--- START ---
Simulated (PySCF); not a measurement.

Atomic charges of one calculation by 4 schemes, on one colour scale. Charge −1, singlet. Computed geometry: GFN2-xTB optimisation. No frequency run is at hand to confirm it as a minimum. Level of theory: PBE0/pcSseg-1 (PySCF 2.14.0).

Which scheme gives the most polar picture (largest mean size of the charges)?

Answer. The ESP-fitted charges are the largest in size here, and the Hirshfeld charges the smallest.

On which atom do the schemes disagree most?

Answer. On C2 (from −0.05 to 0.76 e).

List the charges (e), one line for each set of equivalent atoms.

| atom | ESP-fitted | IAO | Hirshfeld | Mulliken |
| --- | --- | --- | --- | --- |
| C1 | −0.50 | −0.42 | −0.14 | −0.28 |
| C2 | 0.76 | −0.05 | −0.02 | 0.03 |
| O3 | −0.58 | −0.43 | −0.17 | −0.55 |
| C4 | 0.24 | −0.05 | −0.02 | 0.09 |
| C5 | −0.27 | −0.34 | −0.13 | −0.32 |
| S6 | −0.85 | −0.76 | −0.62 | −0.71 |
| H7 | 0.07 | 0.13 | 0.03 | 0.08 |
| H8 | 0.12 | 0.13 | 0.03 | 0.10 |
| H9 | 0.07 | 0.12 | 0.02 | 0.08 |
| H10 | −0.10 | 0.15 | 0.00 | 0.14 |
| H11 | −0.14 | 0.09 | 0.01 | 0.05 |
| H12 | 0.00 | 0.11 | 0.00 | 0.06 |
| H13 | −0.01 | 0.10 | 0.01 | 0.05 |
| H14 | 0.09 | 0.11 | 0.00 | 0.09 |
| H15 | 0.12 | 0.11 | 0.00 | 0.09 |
--- END ---

### [REQUIREMENT]
Give back the records above exactly, limited to the lines between the one holding "0.10 | 0.01 | 0.05 |" and the one holding "0.09 | 0.11 | 0.00 | 0.09 |", inclusive.

### [WORKED SOLUTION]
| H13 | −0.01 | 0.10 | 0.01 | 0.05 |
| H14 | 0.09 | 0.11 | 0.00 | 0.09 |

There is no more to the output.